Task item
Reproduce the entries shown below only from the line with "3 stationary structures" down to the line with "by how much?", keeping both end lines and copying each one exactly.

::: Record extracts :::

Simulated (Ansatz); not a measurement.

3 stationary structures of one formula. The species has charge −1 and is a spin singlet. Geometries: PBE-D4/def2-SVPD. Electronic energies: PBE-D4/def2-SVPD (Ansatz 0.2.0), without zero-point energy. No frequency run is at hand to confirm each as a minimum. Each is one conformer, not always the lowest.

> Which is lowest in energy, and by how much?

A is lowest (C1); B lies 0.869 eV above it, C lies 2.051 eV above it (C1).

:::

Task output
3 stationary structures of one formula. The species has charge −1 and is a spin singlet. Geometries: PBE-D4/def2-SVPD. Electronic energies: PBE-D4/def2-SVPD (Ansatz 0.2.0), without zero-point energy. No frequency run is at hand to confirm each as a minimum. Each is one conformer, not always the lowest.

> Which is lowest in energy, and by how much?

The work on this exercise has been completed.